## Exercise
For the data below, give again exactly the lines from the one containing "(1) How many" through the one containing "(1) The all-electron", both ends included, and no others.

^^^^^^^^
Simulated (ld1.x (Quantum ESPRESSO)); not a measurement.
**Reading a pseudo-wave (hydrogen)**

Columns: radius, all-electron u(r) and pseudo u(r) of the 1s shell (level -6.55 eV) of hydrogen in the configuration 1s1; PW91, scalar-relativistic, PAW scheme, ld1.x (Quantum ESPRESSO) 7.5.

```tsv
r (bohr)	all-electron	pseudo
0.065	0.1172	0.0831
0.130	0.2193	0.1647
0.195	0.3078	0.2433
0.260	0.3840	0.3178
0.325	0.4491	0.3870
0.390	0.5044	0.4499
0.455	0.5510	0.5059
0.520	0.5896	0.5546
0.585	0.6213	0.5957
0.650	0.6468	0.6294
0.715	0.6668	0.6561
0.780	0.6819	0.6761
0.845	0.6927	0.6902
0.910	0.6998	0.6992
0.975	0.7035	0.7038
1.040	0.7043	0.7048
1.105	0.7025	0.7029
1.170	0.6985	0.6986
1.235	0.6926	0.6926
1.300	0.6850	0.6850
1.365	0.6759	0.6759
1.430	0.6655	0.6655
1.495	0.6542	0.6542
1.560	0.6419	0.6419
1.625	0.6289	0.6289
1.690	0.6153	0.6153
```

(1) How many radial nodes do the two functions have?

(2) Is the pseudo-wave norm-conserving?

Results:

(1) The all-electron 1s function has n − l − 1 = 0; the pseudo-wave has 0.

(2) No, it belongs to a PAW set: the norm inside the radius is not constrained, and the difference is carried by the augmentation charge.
^^^^^^^^

## Exercise result
(1) How many radial nodes do the two functions have?

(2) Is the pseudo-wave norm-conserving?

Results:

(1) The all-electron 1s function has n − l − 1 = 0; the pseudo-wave has 0.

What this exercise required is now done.